**Data listing:**
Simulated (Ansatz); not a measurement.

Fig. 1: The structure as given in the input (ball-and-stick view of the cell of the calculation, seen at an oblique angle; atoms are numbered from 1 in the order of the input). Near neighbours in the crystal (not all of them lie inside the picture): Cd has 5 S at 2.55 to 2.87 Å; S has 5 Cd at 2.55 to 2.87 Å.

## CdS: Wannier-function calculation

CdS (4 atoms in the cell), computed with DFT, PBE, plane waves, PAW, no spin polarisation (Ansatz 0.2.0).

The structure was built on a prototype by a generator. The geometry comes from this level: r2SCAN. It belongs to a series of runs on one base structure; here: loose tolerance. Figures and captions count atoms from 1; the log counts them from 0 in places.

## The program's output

**Task item:**
Your answer should be the lines above from the one containing "## CdS: Wannier-function calculation" through the one containing "The structure was", copied exactly and with both ends kept.

**Response:**
## CdS: Wannier-function calculation

CdS (4 atoms in the cell), computed with DFT, PBE, plane waves, PAW, no spin polarisation (Ansatz 0.2.0).

The structure was built on a prototype by a generator. The geometry comes from this level: r2SCAN. It belongs to a series of runs on one base structure; here: loose tolerance. Figures and captions count atoms from 1; the log counts them from 0 in places.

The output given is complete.